WORK ORDER:
Copy out, word for word, the lines from the start of the data below through the line containing "Q: The values", and no others.

(RECORD EXCERPTS begins)

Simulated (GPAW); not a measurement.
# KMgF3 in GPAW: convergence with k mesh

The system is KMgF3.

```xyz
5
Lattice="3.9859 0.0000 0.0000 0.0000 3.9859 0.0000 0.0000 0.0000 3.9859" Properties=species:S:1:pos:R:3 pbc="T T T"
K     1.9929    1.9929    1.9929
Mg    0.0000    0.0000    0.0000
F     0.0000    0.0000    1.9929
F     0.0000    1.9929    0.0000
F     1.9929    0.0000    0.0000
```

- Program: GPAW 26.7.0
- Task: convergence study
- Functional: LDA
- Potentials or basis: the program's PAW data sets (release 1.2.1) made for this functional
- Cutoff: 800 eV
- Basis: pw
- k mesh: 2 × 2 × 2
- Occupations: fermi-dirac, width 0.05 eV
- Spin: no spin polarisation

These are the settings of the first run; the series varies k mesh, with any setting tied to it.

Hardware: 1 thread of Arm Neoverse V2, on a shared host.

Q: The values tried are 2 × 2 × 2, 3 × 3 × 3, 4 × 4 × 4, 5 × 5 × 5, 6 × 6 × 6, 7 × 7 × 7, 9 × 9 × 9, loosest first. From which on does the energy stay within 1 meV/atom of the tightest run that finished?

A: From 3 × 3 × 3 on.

(RECORD EXCERPTS ends)

RESPONSE:
Simulated (GPAW); not a measurement.
# KMgF3 in GPAW: convergence with k mesh

The system is KMgF3.

```xyz
5
Lattice="3.9859 0.0000 0.0000 0.0000 3.9859 0.0000 0.0000 0.0000 3.9859" Properties=species:S:1:pos:R:3 pbc="T T T"
K     1.9929    1.9929    1.9929
Mg    0.0000    0.0000    0.0000
F     0.0000    0.0000    1.9929
F     0.0000    1.9929    0.0000
F     1.9929    0.0000    0.0000
```

- Program: GPAW 26.7.0
- Task: convergence study
- Functional: LDA
- Potentials or basis: the program's PAW data sets (release 1.2.1) made for this functional
- Cutoff: 800 eV
- Basis: pw
- k mesh: 2 × 2 × 2
- Occupations: fermi-dirac, width 0.05 eV
- Spin: no spin polarisation

These are the settings of the first run; the series varies k mesh, with any setting tied to it.

Hardware: 1 thread of Arm Neoverse V2, on a shared host.

Q: The values tried are 2 × 2 × 2, 3 × 3 × 3, 4 × 4 × 4, 5 × 5 × 5, 6 × 6 × 6, 7 × 7 × 7, 9 × 9 × 9, loosest first. From which on does the energy stay within 1 meV/atom of the tightest run that finished?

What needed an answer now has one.